Dataset:
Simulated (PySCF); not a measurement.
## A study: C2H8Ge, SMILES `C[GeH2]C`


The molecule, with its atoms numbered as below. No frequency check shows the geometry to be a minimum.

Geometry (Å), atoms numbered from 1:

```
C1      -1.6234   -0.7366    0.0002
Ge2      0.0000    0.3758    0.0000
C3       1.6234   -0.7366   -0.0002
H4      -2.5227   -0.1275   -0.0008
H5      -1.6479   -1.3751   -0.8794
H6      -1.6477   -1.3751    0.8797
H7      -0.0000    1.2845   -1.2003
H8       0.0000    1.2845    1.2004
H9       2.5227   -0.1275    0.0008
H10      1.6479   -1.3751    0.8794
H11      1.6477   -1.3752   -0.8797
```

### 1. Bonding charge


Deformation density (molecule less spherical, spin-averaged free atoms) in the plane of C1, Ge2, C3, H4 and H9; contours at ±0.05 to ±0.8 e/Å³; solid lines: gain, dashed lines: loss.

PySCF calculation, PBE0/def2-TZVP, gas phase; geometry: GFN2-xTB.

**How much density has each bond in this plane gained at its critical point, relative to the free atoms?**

Work item:
Could you restate all of the lines above without altering a single word?

Worked solution:
Simulated (PySCF); not a measurement.
## A study: C2H8Ge, SMILES `C[GeH2]C`


The molecule, with its atoms numbered as below. No frequency check shows the geometry to be a minimum.

Geometry (Å), atoms numbered from 1:

```
C1      -1.6234   -0.7366    0.0002
Ge2      0.0000    0.3758    0.0000
C3       1.6234   -0.7366   -0.0002
H4      -2.5227   -0.1275   -0.0008
H5      -1.6479   -1.3751   -0.8794
H6      -1.6477   -1.3751    0.8797
H7      -0.0000    1.2845   -1.2003
H8       0.0000    1.2845    1.2004
H9       2.5227   -0.1275    0.0008
H10      1.6479   -1.3751    0.8794
H11      1.6477   -1.3752   -0.8797
```

### 1. Bonding charge


Deformation density (molecule less spherical, spin-averaged free atoms) in the plane of C1, Ge2, C3, H4 and H9; contours at ±0.05 to ±0.8 e/Å³; solid lines: gain, dashed lines: loss.

PySCF calculation, PBE0/def2-TZVP, gas phase; geometry: GFN2-xTB.

**How much density has each bond in this plane gained at its critical point, relative to the free atoms?**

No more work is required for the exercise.